**Data section**:
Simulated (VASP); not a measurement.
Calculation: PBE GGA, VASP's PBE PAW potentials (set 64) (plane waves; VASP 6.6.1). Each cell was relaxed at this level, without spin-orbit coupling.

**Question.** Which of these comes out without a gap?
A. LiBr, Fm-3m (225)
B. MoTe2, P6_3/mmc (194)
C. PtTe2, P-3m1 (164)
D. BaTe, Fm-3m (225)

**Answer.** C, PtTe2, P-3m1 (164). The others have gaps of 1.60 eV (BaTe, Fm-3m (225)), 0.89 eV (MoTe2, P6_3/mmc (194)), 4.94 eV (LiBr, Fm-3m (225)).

**Activity**: Retype each line of the listing exactly as it was given above.

**Answer section**:
Simulated (VASP); not a measurement.
Calculation: PBE GGA, VASP's PBE PAW potentials (set 64) (plane waves; VASP 6.6.1). Each cell was relaxed at this level, without spin-orbit coupling.

**Question.** Which of these comes out without a gap?
A. LiBr, Fm-3m (225)
B. MoTe2, P6_3/mmc (194)
C. PtTe2, P-3m1 (164)
D. BaTe, Fm-3m (225)

**Answer.** C, PtTe2, P-3m1 (164). The others have gaps of 1.60 eV (BaTe, Fm-3m (225)), 0.89 eV (MoTe2, P6_3/mmc (194)), 4.94 eV (LiBr, Fm-3m (225)).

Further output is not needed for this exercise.